▸ ACTIVITY: What is needed here is a verbatim copy of the records that follow.

▸ EXTRACTED MATERIAL:
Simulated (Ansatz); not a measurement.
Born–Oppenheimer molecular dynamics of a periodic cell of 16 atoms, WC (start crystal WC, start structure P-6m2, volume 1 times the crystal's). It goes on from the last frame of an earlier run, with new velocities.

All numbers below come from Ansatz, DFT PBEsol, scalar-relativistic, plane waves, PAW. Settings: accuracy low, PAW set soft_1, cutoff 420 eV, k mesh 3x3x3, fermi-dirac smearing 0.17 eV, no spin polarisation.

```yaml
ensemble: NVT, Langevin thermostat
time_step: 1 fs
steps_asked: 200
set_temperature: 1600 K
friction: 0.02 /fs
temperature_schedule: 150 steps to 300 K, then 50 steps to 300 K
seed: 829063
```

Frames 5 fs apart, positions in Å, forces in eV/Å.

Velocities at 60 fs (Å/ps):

▸ ANSWER BOX:
Simulated (Ansatz); not a measurement.
Born–Oppenheimer molecular dynamics of a periodic cell of 16 atoms, WC (start crystal WC, start structure P-6m2, volume 1 times the crystal's). It goes on from the last frame of an earlier run, with new velocities.

All numbers below come from Ansatz, DFT PBEsol, scalar-relativistic, plane waves, PAW. Settings: accuracy low, PAW set soft_1, cutoff 420 eV, k mesh 3x3x3, fermi-dirac smearing 0.17 eV, no spin polarisation.

```yaml
ensemble: NVT, Langevin thermostat
time_step: 1 fs
steps_asked: 200
set_temperature: 1600 K
friction: 0.02 /fs
temperature_schedule: 150 steps to 300 K, then 50 steps to 300 K
seed: 829063
```

Frames 5 fs apart, positions in Å, forces in eV/Å.

Velocities at 60 fs (Å/ps):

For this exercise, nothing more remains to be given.